## Action item
Two lines in the listing below mark the span: one contains "-201.1475 | – | 58 s |" and one contains "-201.0225 | – | 24 s |". Reproduce both of them and everything between, exactly.

(Recorded information)
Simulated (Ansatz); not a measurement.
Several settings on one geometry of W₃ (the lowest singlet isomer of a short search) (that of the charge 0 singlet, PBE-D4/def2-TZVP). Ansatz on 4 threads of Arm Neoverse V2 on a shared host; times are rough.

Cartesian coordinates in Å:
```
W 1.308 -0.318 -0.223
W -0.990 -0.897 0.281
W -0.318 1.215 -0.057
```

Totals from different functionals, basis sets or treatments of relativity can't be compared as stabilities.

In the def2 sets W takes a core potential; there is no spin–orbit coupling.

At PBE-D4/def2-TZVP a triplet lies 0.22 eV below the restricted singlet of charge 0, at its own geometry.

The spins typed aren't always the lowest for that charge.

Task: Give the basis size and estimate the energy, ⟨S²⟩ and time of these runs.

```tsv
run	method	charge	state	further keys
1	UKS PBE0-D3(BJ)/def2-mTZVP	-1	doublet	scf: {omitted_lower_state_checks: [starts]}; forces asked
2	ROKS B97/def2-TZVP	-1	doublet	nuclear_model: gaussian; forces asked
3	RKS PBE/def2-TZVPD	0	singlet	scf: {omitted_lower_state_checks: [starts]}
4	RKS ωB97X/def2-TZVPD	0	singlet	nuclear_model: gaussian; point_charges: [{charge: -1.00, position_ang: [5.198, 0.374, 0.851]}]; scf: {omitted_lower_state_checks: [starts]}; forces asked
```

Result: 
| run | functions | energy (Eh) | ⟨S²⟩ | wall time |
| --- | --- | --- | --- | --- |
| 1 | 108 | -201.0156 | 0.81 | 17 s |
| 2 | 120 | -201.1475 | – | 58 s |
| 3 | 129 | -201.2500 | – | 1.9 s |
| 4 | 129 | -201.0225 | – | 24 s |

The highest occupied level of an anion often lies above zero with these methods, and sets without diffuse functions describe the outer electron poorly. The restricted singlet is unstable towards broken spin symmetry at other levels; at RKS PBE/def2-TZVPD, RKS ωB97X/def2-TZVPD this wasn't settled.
(End Recorded information)

## Exercise solution
| 2 | 120 | -201.1475 | – | 58 s |
| 3 | 129 | -201.2500 | – | 1.9 s |
| 4 | 129 | -201.0225 | – | 24 s |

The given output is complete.